Stored data:
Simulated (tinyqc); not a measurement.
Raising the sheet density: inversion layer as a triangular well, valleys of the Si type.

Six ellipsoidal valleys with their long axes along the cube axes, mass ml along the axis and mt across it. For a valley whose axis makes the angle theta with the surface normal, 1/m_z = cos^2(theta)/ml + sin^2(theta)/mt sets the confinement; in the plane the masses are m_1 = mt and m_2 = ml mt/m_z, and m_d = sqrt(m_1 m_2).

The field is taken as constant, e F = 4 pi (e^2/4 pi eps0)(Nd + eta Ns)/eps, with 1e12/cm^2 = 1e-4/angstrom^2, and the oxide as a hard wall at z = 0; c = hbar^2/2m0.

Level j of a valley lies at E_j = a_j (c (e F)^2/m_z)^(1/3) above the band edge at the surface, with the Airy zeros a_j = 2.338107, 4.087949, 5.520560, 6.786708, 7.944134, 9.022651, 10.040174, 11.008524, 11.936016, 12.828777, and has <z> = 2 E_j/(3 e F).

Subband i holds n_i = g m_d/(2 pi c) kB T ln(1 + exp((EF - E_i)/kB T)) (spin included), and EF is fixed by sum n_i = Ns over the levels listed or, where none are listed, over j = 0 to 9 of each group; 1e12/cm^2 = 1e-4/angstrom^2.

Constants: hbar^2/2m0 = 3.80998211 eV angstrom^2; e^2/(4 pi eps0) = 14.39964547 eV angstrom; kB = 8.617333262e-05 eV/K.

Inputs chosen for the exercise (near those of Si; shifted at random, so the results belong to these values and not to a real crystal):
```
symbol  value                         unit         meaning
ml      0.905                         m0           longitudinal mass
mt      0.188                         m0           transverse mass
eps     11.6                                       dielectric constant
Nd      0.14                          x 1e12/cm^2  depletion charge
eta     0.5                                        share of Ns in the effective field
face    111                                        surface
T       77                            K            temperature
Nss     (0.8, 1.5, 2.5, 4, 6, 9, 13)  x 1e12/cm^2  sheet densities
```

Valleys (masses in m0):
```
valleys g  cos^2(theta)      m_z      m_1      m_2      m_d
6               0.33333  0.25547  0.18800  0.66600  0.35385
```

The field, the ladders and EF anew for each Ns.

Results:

Work item: In the entries above, find the line with "Subband i holds" and the line with "The field, the", then set down exactly those two and every line between them, nothing else.

Task answer:
Subband i holds n_i = g m_d/(2 pi c) kB T ln(1 + exp((EF - E_i)/kB T)) (spin included), and EF is fixed by sum n_i = Ns over the levels listed or, where none are listed, over j = 0 to 9 of each group; 1e12/cm^2 = 1e-4/angstrom^2.

Constants: hbar^2/2m0 = 3.80998211 eV angstrom^2; e^2/(4 pi eps0) = 14.39964547 eV angstrom; kB = 8.617333262e-05 eV/K.

Inputs chosen for the exercise (near those of Si; shifted at random, so the results belong to these values and not to a real crystal):
```
symbol  value                         unit         meaning
ml      0.905                         m0           longitudinal mass
mt      0.188                         m0           transverse mass
eps     11.6                                       dielectric constant
Nd      0.14                          x 1e12/cm^2  depletion charge
eta     0.5                                        share of Ns in the effective field
face    111                                        surface
T       77                            K            temperature
Nss     (0.8, 1.5, 2.5, 4, 6, 9, 13)  x 1e12/cm^2  sheet densities
```

Valleys (masses in m0):
```
valleys g  cos^2(theta)      m_z      m_1      m_2      m_d
6               0.33333  0.25547  0.18800  0.66600  0.35385
```

The field, the ladders and EF anew for each Ns.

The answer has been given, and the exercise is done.